→ **Work order**
The answer must repeat each line of the material exactly.

**** Data excerpts

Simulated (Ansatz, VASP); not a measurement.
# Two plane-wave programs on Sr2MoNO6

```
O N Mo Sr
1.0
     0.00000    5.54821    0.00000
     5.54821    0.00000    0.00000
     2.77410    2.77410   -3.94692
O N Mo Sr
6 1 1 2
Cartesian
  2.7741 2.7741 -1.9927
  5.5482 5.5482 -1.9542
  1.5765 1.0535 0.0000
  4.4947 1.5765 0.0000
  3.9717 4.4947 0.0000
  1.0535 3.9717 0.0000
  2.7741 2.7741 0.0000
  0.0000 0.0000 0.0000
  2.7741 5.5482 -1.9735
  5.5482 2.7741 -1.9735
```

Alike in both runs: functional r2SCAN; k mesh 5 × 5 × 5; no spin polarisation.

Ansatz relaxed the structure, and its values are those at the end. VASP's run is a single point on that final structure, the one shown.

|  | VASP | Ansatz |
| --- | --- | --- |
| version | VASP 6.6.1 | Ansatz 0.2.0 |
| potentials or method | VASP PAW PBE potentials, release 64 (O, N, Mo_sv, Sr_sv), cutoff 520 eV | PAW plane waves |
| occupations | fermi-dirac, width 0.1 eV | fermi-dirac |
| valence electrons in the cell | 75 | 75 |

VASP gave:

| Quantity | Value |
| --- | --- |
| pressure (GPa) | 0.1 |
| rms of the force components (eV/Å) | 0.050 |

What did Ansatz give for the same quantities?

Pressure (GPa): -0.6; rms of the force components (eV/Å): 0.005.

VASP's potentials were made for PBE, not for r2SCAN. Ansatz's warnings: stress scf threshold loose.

********

→ **Exercise output**
Simulated (Ansatz, VASP); not a measurement.
# Two plane-wave programs on Sr2MoNO6

```
O N Mo Sr
1.0
     0.00000    5.54821    0.00000
     5.54821    0.00000    0.00000
     2.77410    2.77410   -3.94692
O N Mo Sr
6 1 1 2
Cartesian
  2.7741 2.7741 -1.9927
  5.5482 5.5482 -1.9542
  1.5765 1.0535 0.0000
  4.4947 1.5765 0.0000
  3.9717 4.4947 0.0000
  1.0535 3.9717 0.0000
  2.7741 2.7741 0.0000
  0.0000 0.0000 0.0000
  2.7741 5.5482 -1.9735
  5.5482 2.7741 -1.9735
```

Alike in both runs: functional r2SCAN; k mesh 5 × 5 × 5; no spin polarisation.

Ansatz relaxed the structure, and its values are those at the end. VASP's run is a single point on that final structure, the one shown.

|  | VASP | Ansatz |
| --- | --- | --- |
| version | VASP 6.6.1 | Ansatz 0.2.0 |
| potentials or method | VASP PAW PBE potentials, release 64 (O, N, Mo_sv, Sr_sv), cutoff 520 eV | PAW plane waves |
| occupations | fermi-dirac, width 0.1 eV | fermi-dirac |
| valence electrons in the cell | 75 | 75 |

VASP gave:

| Quantity | Value |
| --- | --- |
| pressure (GPa) | 0.1 |
| rms of the force components (eV/Å) | 0.050 |

What did Ansatz give for the same quantities?

Pressure (GPa): -0.6; rms of the force components (eV/Å): 0.005.

VASP's potentials were made for PBE, not for r2SCAN. Ansatz's warnings: stress scf threshold loose.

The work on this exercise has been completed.